Activity. Word for word, restate the lines of the data from the first through the one containing "A: E = -737.453104", and nothing else.

Information shown.
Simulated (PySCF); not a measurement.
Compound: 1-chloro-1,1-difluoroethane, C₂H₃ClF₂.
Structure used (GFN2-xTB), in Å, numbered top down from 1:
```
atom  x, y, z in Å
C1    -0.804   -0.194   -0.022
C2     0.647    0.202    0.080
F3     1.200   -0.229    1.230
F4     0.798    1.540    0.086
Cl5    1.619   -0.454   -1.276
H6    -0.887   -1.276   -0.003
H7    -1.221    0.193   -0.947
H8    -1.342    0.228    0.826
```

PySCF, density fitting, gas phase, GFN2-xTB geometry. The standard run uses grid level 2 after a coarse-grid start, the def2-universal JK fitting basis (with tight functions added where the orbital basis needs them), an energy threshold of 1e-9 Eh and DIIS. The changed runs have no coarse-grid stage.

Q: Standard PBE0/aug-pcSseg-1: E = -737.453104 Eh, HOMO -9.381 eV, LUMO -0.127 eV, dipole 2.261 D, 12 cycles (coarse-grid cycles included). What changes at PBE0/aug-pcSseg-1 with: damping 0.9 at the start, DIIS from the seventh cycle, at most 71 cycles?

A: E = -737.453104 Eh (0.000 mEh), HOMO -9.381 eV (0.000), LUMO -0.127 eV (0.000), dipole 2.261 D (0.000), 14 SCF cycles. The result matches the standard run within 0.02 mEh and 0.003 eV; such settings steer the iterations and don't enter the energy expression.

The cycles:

Your solution.
Simulated (PySCF); not a measurement.
Compound: 1-chloro-1,1-difluoroethane, C₂H₃ClF₂.
Structure used (GFN2-xTB), in Å, numbered top down from 1:
```
atom  x, y, z in Å
C1    -0.804   -0.194   -0.022
C2     0.647    0.202    0.080
F3     1.200   -0.229    1.230
F4     0.798    1.540    0.086
Cl5    1.619   -0.454   -1.276
H6    -0.887   -1.276   -0.003
H7    -1.221    0.193   -0.947
H8    -1.342    0.228    0.826
```

PySCF, density fitting, gas phase, GFN2-xTB geometry. The standard run uses grid level 2 after a coarse-grid start, the def2-universal JK fitting basis (with tight functions added where the orbital basis needs them), an energy threshold of 1e-9 Eh and DIIS. The changed runs have no coarse-grid stage.

Q: Standard PBE0/aug-pcSseg-1: E = -737.453104 Eh, HOMO -9.381 eV, LUMO -0.127 eV, dipole 2.261 D, 12 cycles (coarse-grid cycles included). What changes at PBE0/aug-pcSseg-1 with: damping 0.9 at the start, DIIS from the seventh cycle, at most 71 cycles?

A: E = -737.453104 Eh (0.000 mEh), HOMO -9.381 eV (0.000), LUMO -0.127 eV (0.000), dipole 2.261 D (0.000), 14 SCF cycles. The result matches the standard run within 0.02 mEh and 0.003 eV; such settings steer the iterations and don't enter the energy expression.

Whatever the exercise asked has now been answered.